» Exercise:
Give again the lines of the data from its first line through the line with "## (2) Ground state". Change nothing.

» Exercise data:
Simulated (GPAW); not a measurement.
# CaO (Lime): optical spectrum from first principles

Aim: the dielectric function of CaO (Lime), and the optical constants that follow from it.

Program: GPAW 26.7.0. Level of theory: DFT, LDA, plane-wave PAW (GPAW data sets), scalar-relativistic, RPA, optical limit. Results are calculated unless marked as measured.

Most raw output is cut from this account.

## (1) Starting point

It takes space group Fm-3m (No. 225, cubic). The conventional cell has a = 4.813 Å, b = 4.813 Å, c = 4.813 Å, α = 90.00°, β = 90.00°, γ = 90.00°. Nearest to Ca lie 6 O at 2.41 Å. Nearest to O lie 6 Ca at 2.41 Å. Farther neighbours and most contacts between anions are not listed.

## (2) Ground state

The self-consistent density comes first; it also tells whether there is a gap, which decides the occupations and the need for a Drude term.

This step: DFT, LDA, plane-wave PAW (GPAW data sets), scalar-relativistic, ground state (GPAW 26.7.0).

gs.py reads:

» Answer area:
Simulated (GPAW); not a measurement.
# CaO (Lime): optical spectrum from first principles

Aim: the dielectric function of CaO (Lime), and the optical constants that follow from it.

Program: GPAW 26.7.0. Level of theory: DFT, LDA, plane-wave PAW (GPAW data sets), scalar-relativistic, RPA, optical limit. Results are calculated unless marked as measured.

Most raw output is cut from this account.

## (1) Starting point

It takes space group Fm-3m (No. 225, cubic). The conventional cell has a = 4.813 Å, b = 4.813 Å, c = 4.813 Å, α = 90.00°, β = 90.00°, γ = 90.00°. Nearest to Ca lie 6 O at 2.41 Å. Nearest to O lie 6 Ca at 2.41 Å. Farther neighbours and most contacts between anions are not listed.

## (2) Ground state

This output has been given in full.